• Assignment: Reproduce the following material exactly, including every line.

• Source material:
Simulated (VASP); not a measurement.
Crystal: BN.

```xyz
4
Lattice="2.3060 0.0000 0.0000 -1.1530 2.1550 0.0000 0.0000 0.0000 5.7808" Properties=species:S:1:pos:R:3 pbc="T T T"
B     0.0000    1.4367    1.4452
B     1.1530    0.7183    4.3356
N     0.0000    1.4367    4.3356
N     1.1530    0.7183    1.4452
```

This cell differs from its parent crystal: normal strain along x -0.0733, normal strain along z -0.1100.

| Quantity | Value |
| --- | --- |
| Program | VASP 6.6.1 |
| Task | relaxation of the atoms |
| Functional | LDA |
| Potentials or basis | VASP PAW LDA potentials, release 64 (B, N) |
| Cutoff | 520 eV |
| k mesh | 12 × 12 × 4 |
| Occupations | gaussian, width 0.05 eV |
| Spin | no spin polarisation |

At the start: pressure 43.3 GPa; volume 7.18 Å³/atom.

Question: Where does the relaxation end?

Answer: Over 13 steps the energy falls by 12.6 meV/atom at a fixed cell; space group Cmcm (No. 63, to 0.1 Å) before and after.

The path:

• Task output:
Simulated (VASP); not a measurement.
Crystal: BN.

```xyz
4
Lattice="2.3060 0.0000 0.0000 -1.1530 2.1550 0.0000 0.0000 0.0000 5.7808" Properties=species:S:1:pos:R:3 pbc="T T T"
B     0.0000    1.4367    1.4452
B     1.1530    0.7183    4.3356
N     0.0000    1.4367    4.3356
N     1.1530    0.7183    1.4452
```

This cell differs from its parent crystal: normal strain along x -0.0733, normal strain along z -0.1100.

| Quantity | Value |
| --- | --- |
| Program | VASP 6.6.1 |
| Task | relaxation of the atoms |
| Functional | LDA |
| Potentials or basis | VASP PAW LDA potentials, release 64 (B, N) |
| Cutoff | 520 eV |
| k mesh | 12 × 12 × 4 |
| Occupations | gaussian, width 0.05 eV |
| Spin | no spin polarisation |

At the start: pressure 43.3 GPa; volume 7.18 Å³/atom.

Question: Where does the relaxation end?

Answer: Over 13 steps the energy falls by 12.6 meV/atom at a fixed cell; space group Cmcm (No. 63, to 0.1 Å) before and after.

The path:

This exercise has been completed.